> **Work order**:
Write the listing below out again exactly, though only as far as the line with "Potentials or basis: SG15 ONCV 1.2, pw.", which is included.

> **Supplied entries**:
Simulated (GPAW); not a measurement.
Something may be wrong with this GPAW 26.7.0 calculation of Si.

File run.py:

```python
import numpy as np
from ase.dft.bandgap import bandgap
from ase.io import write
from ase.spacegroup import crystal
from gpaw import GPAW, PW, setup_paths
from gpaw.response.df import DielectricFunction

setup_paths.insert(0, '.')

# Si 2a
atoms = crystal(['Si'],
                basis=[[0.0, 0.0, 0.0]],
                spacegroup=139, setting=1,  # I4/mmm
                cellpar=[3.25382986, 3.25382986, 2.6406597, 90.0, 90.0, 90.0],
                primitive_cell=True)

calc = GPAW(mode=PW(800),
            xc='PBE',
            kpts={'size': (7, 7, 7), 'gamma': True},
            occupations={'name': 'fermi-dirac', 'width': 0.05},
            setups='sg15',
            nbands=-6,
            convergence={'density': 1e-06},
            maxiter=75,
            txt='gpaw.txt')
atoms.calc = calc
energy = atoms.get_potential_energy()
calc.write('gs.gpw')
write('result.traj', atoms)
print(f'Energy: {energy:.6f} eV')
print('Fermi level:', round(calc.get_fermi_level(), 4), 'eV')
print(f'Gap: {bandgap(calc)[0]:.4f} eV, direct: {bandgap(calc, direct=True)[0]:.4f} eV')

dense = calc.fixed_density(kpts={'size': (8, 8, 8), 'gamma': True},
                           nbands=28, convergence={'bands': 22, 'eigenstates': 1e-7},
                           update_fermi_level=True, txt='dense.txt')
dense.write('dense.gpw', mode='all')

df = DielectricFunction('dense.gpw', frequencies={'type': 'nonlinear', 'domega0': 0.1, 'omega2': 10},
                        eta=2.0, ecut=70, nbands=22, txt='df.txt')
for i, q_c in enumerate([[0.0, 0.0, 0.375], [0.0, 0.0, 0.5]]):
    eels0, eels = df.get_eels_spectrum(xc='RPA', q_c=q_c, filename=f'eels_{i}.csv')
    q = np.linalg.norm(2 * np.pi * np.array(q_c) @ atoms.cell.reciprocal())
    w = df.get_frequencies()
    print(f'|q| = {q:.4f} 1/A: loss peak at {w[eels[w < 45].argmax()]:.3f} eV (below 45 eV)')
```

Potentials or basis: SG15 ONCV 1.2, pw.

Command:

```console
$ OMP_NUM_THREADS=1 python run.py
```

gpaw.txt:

> **Result**:
Simulated (GPAW); not a measurement.
Something may be wrong with this GPAW 26.7.0 calculation of Si.

File run.py:

```python
import numpy as np
from ase.dft.bandgap import bandgap
from ase.io import write
from ase.spacegroup import crystal
from gpaw import GPAW, PW, setup_paths
from gpaw.response.df import DielectricFunction

setup_paths.insert(0, '.')

# Si 2a
atoms = crystal(['Si'],
                basis=[[0.0, 0.0, 0.0]],
                spacegroup=139, setting=1,  # I4/mmm
                cellpar=[3.25382986, 3.25382986, 2.6406597, 90.0, 90.0, 90.0],
                primitive_cell=True)

calc = GPAW(mode=PW(800),
            xc='PBE',
            kpts={'size': (7, 7, 7), 'gamma': True},
            occupations={'name': 'fermi-dirac', 'width': 0.05},
            setups='sg15',
            nbands=-6,
            convergence={'density': 1e-06},
            maxiter=75,
            txt='gpaw.txt')
atoms.calc = calc
energy = atoms.get_potential_energy()
calc.write('gs.gpw')
write('result.traj', atoms)
print(f'Energy: {energy:.6f} eV')
print('Fermi level:', round(calc.get_fermi_level(), 4), 'eV')
print(f'Gap: {bandgap(calc)[0]:.4f} eV, direct: {bandgap(calc, direct=True)[0]:.4f} eV')

dense = calc.fixed_density(kpts={'size': (8, 8, 8), 'gamma': True},
                           nbands=28, convergence={'bands': 22, 'eigenstates': 1e-7},
                           update_fermi_level=True, txt='dense.txt')
dense.write('dense.gpw', mode='all')

df = DielectricFunction('dense.gpw', frequencies={'type': 'nonlinear', 'domega0': 0.1, 'omega2': 10},
                        eta=2.0, ecut=70, nbands=22, txt='df.txt')
for i, q_c in enumerate([[0.0, 0.0, 0.375], [0.0, 0.0, 0.5]]):
    eels0, eels = df.get_eels_spectrum(xc='RPA', q_c=q_c, filename=f'eels_{i}.csv')
    q = np.linalg.norm(2 * np.pi * np.array(q_c) @ atoms.cell.reciprocal())
    w = df.get_frequencies()
    print(f'|q| = {q:.4f} 1/A: loss peak at {w[eels[w < 45].argmax()]:.3f} eV (below 45 eV)')
```

Potentials or basis: SG15 ONCV 1.2, pw.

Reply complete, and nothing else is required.